• Brief:
Starting at the first line of the records below, transcribe each line exactly, ending with the line that contains "The values are".

________________

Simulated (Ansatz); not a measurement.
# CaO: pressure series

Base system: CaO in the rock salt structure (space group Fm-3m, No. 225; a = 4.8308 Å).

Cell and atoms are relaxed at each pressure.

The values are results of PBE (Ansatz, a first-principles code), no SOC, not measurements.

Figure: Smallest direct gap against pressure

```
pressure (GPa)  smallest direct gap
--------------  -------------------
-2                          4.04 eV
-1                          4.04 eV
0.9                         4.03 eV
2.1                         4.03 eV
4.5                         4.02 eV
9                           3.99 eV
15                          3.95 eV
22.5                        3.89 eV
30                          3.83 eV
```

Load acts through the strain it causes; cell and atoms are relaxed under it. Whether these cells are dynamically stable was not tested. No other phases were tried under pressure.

________________

• Reply:
Simulated (Ansatz); not a measurement.
# CaO: pressure series

Base system: CaO in the rock salt structure (space group Fm-3m, No. 225; a = 4.8308 Å).

Cell and atoms are relaxed at each pressure.

The values are results of PBE (Ansatz, a first-principles code), no SOC, not measurements.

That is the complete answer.